----------
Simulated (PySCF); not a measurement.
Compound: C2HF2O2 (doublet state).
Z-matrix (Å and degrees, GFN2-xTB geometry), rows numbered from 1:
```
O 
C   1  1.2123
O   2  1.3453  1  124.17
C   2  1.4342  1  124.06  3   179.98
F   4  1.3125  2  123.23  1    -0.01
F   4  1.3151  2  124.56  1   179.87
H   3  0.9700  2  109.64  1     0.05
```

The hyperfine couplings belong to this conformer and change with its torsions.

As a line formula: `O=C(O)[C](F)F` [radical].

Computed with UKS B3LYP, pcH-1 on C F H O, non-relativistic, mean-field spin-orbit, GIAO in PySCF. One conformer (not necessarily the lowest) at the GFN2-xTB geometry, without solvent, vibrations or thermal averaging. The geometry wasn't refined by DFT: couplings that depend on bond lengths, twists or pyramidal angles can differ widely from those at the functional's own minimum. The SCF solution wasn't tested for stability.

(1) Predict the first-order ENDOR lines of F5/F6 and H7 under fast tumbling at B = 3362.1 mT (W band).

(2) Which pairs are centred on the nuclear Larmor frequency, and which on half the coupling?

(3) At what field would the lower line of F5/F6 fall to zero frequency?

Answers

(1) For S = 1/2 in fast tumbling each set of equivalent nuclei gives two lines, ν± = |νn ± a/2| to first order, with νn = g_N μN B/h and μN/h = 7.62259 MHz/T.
----------

__WORK ITEM__
Retype every record without alteration.

__TASK RESULT__
Simulated (PySCF); not a measurement.
Compound: C2HF2O2 (doublet state).
Z-matrix (Å and degrees, GFN2-xTB geometry), rows numbered from 1:
```
O 
C   1  1.2123
O   2  1.3453  1  124.17
C   2  1.4342  1  124.06  3   179.98
F   4  1.3125  2  123.23  1    -0.01
F   4  1.3151  2  124.56  1   179.87
H   3  0.9700  2  109.64  1     0.05
```

The hyperfine couplings belong to this conformer and change with its torsions.

As a line formula: `O=C(O)[C](F)F` [radical].

Computed with UKS B3LYP, pcH-1 on C F H O, non-relativistic, mean-field spin-orbit, GIAO in PySCF. One conformer (not necessarily the lowest) at the GFN2-xTB geometry, without solvent, vibrations or thermal averaging. The geometry wasn't refined by DFT: couplings that depend on bond lengths, twists or pyramidal angles can differ widely from those at the functional's own minimum. The SCF solution wasn't tested for stability.

(1) Predict the first-order ENDOR lines of F5/F6 and H7 under fast tumbling at B = 3362.1 mT (W band).

(2) Which pairs are centred on the nuclear Larmor frequency, and which on half the coupling?

(3) At what field would the lower line of F5/F6 fall to zero frequency?

Answers

(1) For S = 1/2 in fast tumbling each set of equivalent nuclei gives two lines, ν± = |νn ± a/2| to first order, with νn = g_N μN B/h and μN/h = 7.62259 MHz/T.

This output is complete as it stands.